Activity >> Extract, without alteration, each line from the start of the listing to the line bearing "Numbers of over".

═══ Data to examine ═══
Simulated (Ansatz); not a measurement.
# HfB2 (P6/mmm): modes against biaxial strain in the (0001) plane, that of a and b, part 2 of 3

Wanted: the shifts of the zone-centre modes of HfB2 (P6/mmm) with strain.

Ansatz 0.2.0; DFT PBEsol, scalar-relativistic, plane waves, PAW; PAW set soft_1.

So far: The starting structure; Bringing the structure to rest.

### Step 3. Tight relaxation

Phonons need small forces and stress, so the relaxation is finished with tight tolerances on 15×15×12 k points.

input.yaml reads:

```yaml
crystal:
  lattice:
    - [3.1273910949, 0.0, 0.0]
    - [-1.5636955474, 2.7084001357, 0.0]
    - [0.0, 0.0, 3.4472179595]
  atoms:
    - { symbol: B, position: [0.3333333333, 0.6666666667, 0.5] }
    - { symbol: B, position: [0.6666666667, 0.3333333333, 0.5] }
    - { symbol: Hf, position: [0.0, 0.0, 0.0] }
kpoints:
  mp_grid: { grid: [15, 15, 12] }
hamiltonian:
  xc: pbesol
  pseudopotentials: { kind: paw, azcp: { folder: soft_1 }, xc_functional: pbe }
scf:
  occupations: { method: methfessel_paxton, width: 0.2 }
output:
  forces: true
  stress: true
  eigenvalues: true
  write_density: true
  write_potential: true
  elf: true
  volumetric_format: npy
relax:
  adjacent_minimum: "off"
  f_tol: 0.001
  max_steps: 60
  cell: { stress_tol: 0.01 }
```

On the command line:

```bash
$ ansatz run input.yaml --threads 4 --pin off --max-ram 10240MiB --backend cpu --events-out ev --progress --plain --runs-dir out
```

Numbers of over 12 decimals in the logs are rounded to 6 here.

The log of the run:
═══

Task result >>
Simulated (Ansatz); not a measurement.
# HfB2 (P6/mmm): modes against biaxial strain in the (0001) plane, that of a and b, part 2 of 3

Wanted: the shifts of the zone-centre modes of HfB2 (P6/mmm) with strain.

Ansatz 0.2.0; DFT PBEsol, scalar-relativistic, plane waves, PAW; PAW set soft_1.

So far: The starting structure; Bringing the structure to rest.

### Step 3. Tight relaxation

Phonons need small forces and stress, so the relaxation is finished with tight tolerances on 15×15×12 k points.

input.yaml reads:

```yaml
crystal:
  lattice:
    - [3.1273910949, 0.0, 0.0]
    - [-1.5636955474, 2.7084001357, 0.0]
    - [0.0, 0.0, 3.4472179595]
  atoms:
    - { symbol: B, position: [0.3333333333, 0.6666666667, 0.5] }
    - { symbol: B, position: [0.6666666667, 0.3333333333, 0.5] }
    - { symbol: Hf, position: [0.0, 0.0, 0.0] }
kpoints:
  mp_grid: { grid: [15, 15, 12] }
hamiltonian:
  xc: pbesol
  pseudopotentials: { kind: paw, azcp: { folder: soft_1 }, xc_functional: pbe }
scf:
  occupations: { method: methfessel_paxton, width: 0.2 }
output:
  forces: true
  stress: true
  eigenvalues: true
  write_density: true
  write_potential: true
  elf: true
  volumetric_format: npy
relax:
  adjacent_minimum: "off"
  f_tol: 0.001
  max_steps: 60
  cell: { stress_tol: 0.01 }
```

On the command line:

```bash
$ ansatz run input.yaml --threads 4 --pin off --max-ram 10240MiB --backend cpu --events-out ev --progress --plain --runs-dir out
```

Numbers of over 12 decimals in the logs are rounded to 6 here.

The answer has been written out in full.